**Exercise**
Reproduce the data exactly as it stands.

**Dataset extract**
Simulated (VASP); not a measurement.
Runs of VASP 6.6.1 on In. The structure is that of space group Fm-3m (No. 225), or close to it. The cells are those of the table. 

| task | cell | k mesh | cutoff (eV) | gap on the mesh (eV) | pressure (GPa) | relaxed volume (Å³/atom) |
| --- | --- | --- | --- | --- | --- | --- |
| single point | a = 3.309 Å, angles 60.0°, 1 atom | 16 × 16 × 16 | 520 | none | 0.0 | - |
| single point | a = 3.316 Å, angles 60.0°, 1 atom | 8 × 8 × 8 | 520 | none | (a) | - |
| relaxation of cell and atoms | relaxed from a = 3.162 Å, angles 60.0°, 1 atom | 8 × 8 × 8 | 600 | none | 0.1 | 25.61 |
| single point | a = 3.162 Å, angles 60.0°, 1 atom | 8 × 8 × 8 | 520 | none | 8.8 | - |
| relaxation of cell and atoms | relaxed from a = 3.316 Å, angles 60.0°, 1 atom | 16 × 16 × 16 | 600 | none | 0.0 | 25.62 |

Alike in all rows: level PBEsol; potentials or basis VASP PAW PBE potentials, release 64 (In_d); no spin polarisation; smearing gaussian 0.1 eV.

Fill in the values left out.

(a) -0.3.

**Response area**
Simulated (VASP); not a measurement.
Runs of VASP 6.6.1 on In. The structure is that of space group Fm-3m (No. 225), or close to it. The cells are those of the table. 

| task | cell | k mesh | cutoff (eV) | gap on the mesh (eV) | pressure (GPa) | relaxed volume (Å³/atom) |
| --- | --- | --- | --- | --- | --- | --- |
| single point | a = 3.309 Å, angles 60.0°, 1 atom | 16 × 16 × 16 | 520 | none | 0.0 | - |
| single point | a = 3.316 Å, angles 60.0°, 1 atom | 8 × 8 × 8 | 520 | none | (a) | - |
| relaxation of cell and atoms | relaxed from a = 3.162 Å, angles 60.0°, 1 atom | 8 × 8 × 8 | 600 | none | 0.1 | 25.61 |
| single point | a = 3.162 Å, angles 60.0°, 1 atom | 8 × 8 × 8 | 520 | none | 8.8 | - |
| relaxation of cell and atoms | relaxed from a = 3.316 Å, angles 60.0°, 1 atom | 16 × 16 × 16 | 600 | none | 0.0 | 25.62 |

Alike in all rows: level PBEsol; potentials or basis VASP PAW PBE potentials, release 64 (In_d); no spin polarisation; smearing gaussian 0.1 eV.

Fill in the values left out.

(a) -0.3.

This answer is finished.